Only the lines from the beginning of the data below through the line that contains "(2) 290.48 eV: C6/C7" should be repeated, exactly as written.

------------------------------------
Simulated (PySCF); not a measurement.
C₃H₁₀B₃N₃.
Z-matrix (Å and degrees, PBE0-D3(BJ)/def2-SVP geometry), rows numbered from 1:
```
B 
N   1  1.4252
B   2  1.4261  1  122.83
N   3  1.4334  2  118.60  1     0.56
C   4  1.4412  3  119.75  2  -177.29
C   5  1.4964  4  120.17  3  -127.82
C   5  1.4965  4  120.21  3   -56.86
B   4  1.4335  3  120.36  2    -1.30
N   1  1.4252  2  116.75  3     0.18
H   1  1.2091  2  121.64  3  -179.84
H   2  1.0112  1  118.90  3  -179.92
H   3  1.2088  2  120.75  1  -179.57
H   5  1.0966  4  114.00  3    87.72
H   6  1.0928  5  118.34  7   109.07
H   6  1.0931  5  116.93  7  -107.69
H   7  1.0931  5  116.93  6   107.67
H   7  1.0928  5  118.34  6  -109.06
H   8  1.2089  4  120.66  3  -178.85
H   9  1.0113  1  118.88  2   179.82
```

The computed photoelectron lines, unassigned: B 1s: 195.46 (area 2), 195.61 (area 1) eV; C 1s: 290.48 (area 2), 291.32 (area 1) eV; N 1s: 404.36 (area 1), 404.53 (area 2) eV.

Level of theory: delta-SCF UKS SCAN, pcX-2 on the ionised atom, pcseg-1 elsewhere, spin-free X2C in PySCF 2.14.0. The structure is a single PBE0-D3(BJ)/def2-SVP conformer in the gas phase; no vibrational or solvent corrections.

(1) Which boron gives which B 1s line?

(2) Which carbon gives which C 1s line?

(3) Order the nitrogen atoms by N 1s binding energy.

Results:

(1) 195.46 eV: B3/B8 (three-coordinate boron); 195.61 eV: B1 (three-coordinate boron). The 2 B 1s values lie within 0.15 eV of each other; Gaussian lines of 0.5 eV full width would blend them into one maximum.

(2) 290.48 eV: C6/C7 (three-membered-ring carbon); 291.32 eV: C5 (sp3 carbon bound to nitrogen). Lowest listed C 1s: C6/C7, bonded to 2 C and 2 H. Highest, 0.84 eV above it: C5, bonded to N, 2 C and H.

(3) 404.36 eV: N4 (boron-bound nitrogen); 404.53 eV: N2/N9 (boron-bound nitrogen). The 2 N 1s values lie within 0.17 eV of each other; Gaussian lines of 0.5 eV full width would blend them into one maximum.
------------------------------------

EXERCISE RESPONSE:
Simulated (PySCF); not a measurement.
C₃H₁₀B₃N₃.
Z-matrix (Å and degrees, PBE0-D3(BJ)/def2-SVP geometry), rows numbered from 1:
```
B 
N   1  1.4252
B   2  1.4261  1  122.83
N   3  1.4334  2  118.60  1     0.56
C   4  1.4412  3  119.75  2  -177.29
C   5  1.4964  4  120.17  3  -127.82
C   5  1.4965  4  120.21  3   -56.86
B   4  1.4335  3  120.36  2    -1.30
N   1  1.4252  2  116.75  3     0.18
H   1  1.2091  2  121.64  3  -179.84
H   2  1.0112  1  118.90  3  -179.92
H   3  1.2088  2  120.75  1  -179.57
H   5  1.0966  4  114.00  3    87.72
H   6  1.0928  5  118.34  7   109.07
H   6  1.0931  5  116.93  7  -107.69
H   7  1.0931  5  116.93  6   107.67
H   7  1.0928  5  118.34  6  -109.06
H   8  1.2089  4  120.66  3  -178.85
H   9  1.0113  1  118.88  2   179.82
```

The computed photoelectron lines, unassigned: B 1s: 195.46 (area 2), 195.61 (area 1) eV; C 1s: 290.48 (area 2), 291.32 (area 1) eV; N 1s: 404.36 (area 1), 404.53 (area 2) eV.

Level of theory: delta-SCF UKS SCAN, pcX-2 on the ionised atom, pcseg-1 elsewhere, spin-free X2C in PySCF 2.14.0. The structure is a single PBE0-D3(BJ)/def2-SVP conformer in the gas phase; no vibrational or solvent corrections.

(1) Which boron gives which B 1s line?

(2) Which carbon gives which C 1s line?

(3) Order the nitrogen atoms by N 1s binding energy.

Results:

(1) 195.46 eV: B3/B8 (three-coordinate boron); 195.61 eV: B1 (three-coordinate boron). The 2 B 1s values lie within 0.15 eV of each other; Gaussian lines of 0.5 eV full width would blend them into one maximum.

(2) 290.48 eV: C6/C7 (three-membered-ring carbon); 291.32 eV: C5 (sp3 carbon bound to nitrogen). Lowest listed C 1s: C6/C7, bonded to 2 C and 2 H. Highest, 0.84 eV above it: C5, bonded to N, 2 C and H.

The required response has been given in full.